-- Exercise --
Copy out the full set of records. Keep every word the same.

- - -

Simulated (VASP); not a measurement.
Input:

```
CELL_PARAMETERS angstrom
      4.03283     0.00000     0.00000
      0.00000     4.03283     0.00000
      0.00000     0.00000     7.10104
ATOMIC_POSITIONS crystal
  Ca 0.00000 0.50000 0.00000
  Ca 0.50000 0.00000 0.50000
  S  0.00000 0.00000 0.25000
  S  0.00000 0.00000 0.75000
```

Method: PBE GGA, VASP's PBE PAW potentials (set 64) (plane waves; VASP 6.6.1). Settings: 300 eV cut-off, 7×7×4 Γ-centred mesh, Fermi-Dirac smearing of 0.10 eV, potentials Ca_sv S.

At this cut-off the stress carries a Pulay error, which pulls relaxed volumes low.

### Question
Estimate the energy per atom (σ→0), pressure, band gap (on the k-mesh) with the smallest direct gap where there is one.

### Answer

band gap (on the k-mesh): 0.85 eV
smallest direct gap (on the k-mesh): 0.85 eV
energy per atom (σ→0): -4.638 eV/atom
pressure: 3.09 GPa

- - -

-- Your response --
Simulated (VASP); not a measurement.
Input:

```
CELL_PARAMETERS angstrom
      4.03283     0.00000     0.00000
      0.00000     4.03283     0.00000
      0.00000     0.00000     7.10104
ATOMIC_POSITIONS crystal
  Ca 0.00000 0.50000 0.00000
  Ca 0.50000 0.00000 0.50000
  S  0.00000 0.00000 0.25000
  S  0.00000 0.00000 0.75000
```

Method: PBE GGA, VASP's PBE PAW potentials (set 64) (plane waves; VASP 6.6.1). Settings: 300 eV cut-off, 7×7×4 Γ-centred mesh, Fermi-Dirac smearing of 0.10 eV, potentials Ca_sv S.

At this cut-off the stress carries a Pulay error, which pulls relaxed volumes low.

### Question
Estimate the energy per atom (σ→0), pressure, band gap (on the k-mesh) with the smallest direct gap where there is one.

### Answer

band gap (on the k-mesh): 0.85 eV
smallest direct gap (on the k-mesh): 0.85 eV
energy per atom (σ→0): -4.638 eV/atom
pressure: 3.09 GPa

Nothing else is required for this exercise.